=== Begin Enclosure ===

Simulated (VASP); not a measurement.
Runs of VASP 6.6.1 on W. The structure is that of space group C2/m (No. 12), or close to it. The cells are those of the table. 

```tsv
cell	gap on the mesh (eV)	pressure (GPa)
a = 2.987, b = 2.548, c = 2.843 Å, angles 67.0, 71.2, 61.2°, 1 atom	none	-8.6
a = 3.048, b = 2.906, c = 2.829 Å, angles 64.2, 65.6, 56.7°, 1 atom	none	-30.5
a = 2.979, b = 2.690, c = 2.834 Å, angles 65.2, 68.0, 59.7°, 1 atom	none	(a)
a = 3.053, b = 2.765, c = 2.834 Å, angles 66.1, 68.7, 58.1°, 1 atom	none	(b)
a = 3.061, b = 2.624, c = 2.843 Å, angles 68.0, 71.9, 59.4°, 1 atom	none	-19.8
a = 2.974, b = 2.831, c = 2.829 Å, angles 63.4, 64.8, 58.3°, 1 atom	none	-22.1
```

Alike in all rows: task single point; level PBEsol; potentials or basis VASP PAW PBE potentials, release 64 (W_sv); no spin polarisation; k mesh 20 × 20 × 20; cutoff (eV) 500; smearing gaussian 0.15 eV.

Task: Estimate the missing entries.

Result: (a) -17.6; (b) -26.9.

=== End Enclosure ===

--- Work request ---
Please output an exact copy of the lines above, from the opening line of the data down to the line that contains "Task: Estimate the missing entries.".

--- Exercise result ---
Simulated (VASP); not a measurement.
Runs of VASP 6.6.1 on W. The structure is that of space group C2/m (No. 12), or close to it. The cells are those of the table. 

```tsv
cell	gap on the mesh (eV)	pressure (GPa)
a = 2.987, b = 2.548, c = 2.843 Å, angles 67.0, 71.2, 61.2°, 1 atom	none	-8.6
a = 3.048, b = 2.906, c = 2.829 Å, angles 64.2, 65.6, 56.7°, 1 atom	none	-30.5
a = 2.979, b = 2.690, c = 2.834 Å, angles 65.2, 68.0, 59.7°, 1 atom	none	(a)
a = 3.053, b = 2.765, c = 2.834 Å, angles 66.1, 68.7, 58.1°, 1 atom	none	(b)
a = 3.061, b = 2.624, c = 2.843 Å, angles 68.0, 71.9, 59.4°, 1 atom	none	-19.8
a = 2.974, b = 2.831, c = 2.829 Å, angles 63.4, 64.8, 58.3°, 1 atom	none	-22.1
```

Alike in all rows: task single point; level PBEsol; potentials or basis VASP PAW PBE potentials, release 64 (W_sv); no spin polarisation; k mesh 20 × 20 × 20; cutoff (eV) 500; smearing gaussian 0.15 eV.

Task: Estimate the missing entries.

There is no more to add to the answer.